§ **Assigned task**: Quote exactly the lines from the start of the entries to the one with "The slice is", both ends included.

§ **Entries provided**:
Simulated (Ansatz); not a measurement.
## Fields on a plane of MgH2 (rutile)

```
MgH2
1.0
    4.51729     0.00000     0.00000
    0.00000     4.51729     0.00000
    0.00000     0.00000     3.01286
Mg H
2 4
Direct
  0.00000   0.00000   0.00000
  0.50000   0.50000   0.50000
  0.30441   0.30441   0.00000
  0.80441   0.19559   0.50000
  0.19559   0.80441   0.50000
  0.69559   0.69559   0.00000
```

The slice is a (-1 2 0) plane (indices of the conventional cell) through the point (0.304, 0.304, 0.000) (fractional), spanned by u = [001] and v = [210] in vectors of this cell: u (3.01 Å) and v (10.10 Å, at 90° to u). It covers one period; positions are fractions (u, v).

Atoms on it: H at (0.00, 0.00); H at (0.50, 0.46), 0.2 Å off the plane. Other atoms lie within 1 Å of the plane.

§ **Task answer**:
Simulated (Ansatz); not a measurement.
## Fields on a plane of MgH2 (rutile)

```
MgH2
1.0
    4.51729     0.00000     0.00000
    0.00000     4.51729     0.00000
    0.00000     0.00000     3.01286
Mg H
2 4
Direct
  0.00000   0.00000   0.00000
  0.50000   0.50000   0.50000
  0.30441   0.30441   0.00000
  0.80441   0.19559   0.50000
  0.19559   0.80441   0.50000
  0.69559   0.69559   0.00000
```

The slice is a (-1 2 0) plane (indices of the conventional cell) through the point (0.304, 0.304, 0.000) (fractional), spanned by u = [001] and v = [210] in vectors of this cell: u (3.01 Å) and v (10.10 Å, at 90° to u). It covers one period; positions are fractions (u, v).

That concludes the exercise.